* _Work task_
If a line comes after the one containing "Q: Is A the", leave it out; copy every line before it, and that line too, exactly as written, starting from the first line of the entries.

###

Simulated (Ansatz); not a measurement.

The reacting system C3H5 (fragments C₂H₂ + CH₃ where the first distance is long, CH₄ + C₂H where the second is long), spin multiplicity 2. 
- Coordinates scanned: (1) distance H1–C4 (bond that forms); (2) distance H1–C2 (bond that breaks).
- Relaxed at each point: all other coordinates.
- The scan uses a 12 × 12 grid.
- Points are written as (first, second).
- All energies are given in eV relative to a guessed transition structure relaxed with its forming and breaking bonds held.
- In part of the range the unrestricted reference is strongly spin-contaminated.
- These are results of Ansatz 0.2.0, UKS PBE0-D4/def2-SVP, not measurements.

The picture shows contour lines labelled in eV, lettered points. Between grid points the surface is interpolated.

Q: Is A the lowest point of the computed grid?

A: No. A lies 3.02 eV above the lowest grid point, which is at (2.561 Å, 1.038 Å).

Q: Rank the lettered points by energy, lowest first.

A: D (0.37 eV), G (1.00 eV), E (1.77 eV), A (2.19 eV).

###

* _Task answer_
Simulated (Ansatz); not a measurement.

The reacting system C3H5 (fragments C₂H₂ + CH₃ where the first distance is long, CH₄ + C₂H where the second is long), spin multiplicity 2. 
- Coordinates scanned: (1) distance H1–C4 (bond that forms); (2) distance H1–C2 (bond that breaks).
- Relaxed at each point: all other coordinates.
- The scan uses a 12 × 12 grid.
- Points are written as (first, second).
- All energies are given in eV relative to a guessed transition structure relaxed with its forming and breaking bonds held.
- In part of the range the unrestricted reference is strongly spin-contaminated.
- These are results of Ansatz 0.2.0, UKS PBE0-D4/def2-SVP, not measurements.

The picture shows contour lines labelled in eV, lettered points. Between grid points the surface is interpolated.

Q: Is A the lowest point of the computed grid?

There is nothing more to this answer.